_Information_.

——

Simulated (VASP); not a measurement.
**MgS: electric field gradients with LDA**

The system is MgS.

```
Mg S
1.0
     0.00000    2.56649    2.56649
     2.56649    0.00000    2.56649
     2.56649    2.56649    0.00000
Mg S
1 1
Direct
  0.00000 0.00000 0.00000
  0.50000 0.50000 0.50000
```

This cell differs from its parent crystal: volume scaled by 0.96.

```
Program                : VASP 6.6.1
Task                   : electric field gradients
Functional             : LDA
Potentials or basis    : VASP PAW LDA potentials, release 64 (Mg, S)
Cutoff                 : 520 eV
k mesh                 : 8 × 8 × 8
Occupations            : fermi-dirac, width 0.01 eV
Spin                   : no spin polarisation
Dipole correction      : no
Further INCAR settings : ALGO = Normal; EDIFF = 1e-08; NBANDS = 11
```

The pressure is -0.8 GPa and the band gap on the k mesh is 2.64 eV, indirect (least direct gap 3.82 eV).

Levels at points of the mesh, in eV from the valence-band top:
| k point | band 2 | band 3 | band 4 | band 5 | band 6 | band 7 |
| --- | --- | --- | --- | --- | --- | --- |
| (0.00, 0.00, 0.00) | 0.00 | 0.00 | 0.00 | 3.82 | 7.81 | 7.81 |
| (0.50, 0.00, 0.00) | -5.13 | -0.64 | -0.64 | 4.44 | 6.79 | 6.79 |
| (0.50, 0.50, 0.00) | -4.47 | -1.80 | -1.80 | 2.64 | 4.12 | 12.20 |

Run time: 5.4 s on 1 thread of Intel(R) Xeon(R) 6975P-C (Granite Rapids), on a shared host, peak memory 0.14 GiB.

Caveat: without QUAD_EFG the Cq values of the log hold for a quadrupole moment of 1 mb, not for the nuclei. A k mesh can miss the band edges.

——

_Work order_. Only the lines above from the line containing "This cell differs" through the line containing "Run time: 5.4" should be retyped, exactly and with both ends included.

_Answer area_.
This cell differs from its parent crystal: volume scaled by 0.96.

```
Program                : VASP 6.6.1
Task                   : electric field gradients
Functional             : LDA
Potentials or basis    : VASP PAW LDA potentials, release 64 (Mg, S)
Cutoff                 : 520 eV
k mesh                 : 8 × 8 × 8
Occupations            : fermi-dirac, width 0.01 eV
Spin                   : no spin polarisation
Dipole correction      : no
Further INCAR settings : ALGO = Normal; EDIFF = 1e-08; NBANDS = 11
```

The pressure is -0.8 GPa and the band gap on the k mesh is 2.64 eV, indirect (least direct gap 3.82 eV).

Levels at points of the mesh, in eV from the valence-band top:
| k point | band 2 | band 3 | band 4 | band 5 | band 6 | band 7 |
| --- | --- | --- | --- | --- | --- | --- |
| (0.00, 0.00, 0.00) | 0.00 | 0.00 | 0.00 | 3.82 | 7.81 | 7.81 |
| (0.50, 0.00, 0.00) | -5.13 | -0.64 | -0.64 | 4.44 | 6.79 | 6.79 |
| (0.50, 0.50, 0.00) | -4.47 | -1.80 | -1.80 | 2.64 | 4.12 | 12.20 |

Run time: 5.4 s on 1 thread of Intel(R) Xeon(R) 6975P-C (Granite Rapids), on a shared host, peak memory 0.14 GiB.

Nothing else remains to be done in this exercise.